*Work request*:
Word for word, retype the first line of the records and every following line through the one containing "Potentials or basis: VASP".

===== Provided records =====

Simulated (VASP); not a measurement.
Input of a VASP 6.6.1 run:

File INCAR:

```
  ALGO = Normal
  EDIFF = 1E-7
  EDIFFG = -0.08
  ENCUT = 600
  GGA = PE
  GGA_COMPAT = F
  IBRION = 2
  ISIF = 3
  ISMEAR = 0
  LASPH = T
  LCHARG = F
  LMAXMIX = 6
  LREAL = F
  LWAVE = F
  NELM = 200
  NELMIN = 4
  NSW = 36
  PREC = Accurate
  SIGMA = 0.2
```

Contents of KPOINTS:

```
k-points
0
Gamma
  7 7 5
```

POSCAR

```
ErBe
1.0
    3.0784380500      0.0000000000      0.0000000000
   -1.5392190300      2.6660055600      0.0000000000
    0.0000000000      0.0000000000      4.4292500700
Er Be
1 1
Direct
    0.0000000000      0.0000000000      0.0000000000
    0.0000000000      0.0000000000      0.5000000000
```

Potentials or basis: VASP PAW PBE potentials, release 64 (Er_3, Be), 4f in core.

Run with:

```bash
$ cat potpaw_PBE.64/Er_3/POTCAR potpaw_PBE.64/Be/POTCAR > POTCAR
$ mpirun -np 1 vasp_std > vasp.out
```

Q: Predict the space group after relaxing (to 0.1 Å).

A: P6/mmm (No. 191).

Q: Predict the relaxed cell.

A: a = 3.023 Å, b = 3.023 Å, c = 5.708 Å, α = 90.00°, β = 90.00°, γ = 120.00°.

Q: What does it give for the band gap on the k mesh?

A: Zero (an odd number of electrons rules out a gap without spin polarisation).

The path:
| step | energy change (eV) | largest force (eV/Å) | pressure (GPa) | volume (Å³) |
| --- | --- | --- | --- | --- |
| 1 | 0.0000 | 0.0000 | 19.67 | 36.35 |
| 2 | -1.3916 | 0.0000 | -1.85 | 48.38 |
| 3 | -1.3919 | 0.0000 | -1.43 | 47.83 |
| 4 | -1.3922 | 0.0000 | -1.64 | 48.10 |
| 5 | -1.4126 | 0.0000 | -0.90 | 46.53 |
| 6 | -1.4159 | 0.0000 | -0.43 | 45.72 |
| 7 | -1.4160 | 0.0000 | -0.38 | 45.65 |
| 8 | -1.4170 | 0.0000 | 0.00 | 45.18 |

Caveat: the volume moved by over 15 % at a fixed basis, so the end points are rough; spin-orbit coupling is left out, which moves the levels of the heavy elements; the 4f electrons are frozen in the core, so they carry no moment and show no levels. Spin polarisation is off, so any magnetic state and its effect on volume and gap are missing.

=====

*Task response*:
Simulated (VASP); not a measurement.
Input of a VASP 6.6.1 run:

File INCAR:

```
  ALGO = Normal
  EDIFF = 1E-7
  EDIFFG = -0.08
  ENCUT = 600
  GGA = PE
  GGA_COMPAT = F
  IBRION = 2
  ISIF = 3
  ISMEAR = 0
  LASPH = T
  LCHARG = F
  LMAXMIX = 6
  LREAL = F
  LWAVE = F
  NELM = 200
  NELMIN = 4
  NSW = 36
  PREC = Accurate
  SIGMA = 0.2
```

Contents of KPOINTS:

```
k-points
0
Gamma
  7 7 5
```

POSCAR

```
ErBe
1.0
    3.0784380500      0.0000000000      0.0000000000
   -1.5392190300      2.6660055600      0.0000000000
    0.0000000000      0.0000000000      4.4292500700
Er Be
1 1
Direct
    0.0000000000      0.0000000000      0.0000000000
    0.0000000000      0.0000000000      0.5000000000
```

Potentials or basis: VASP PAW PBE potentials, release 64 (Er_3, Be), 4f in core.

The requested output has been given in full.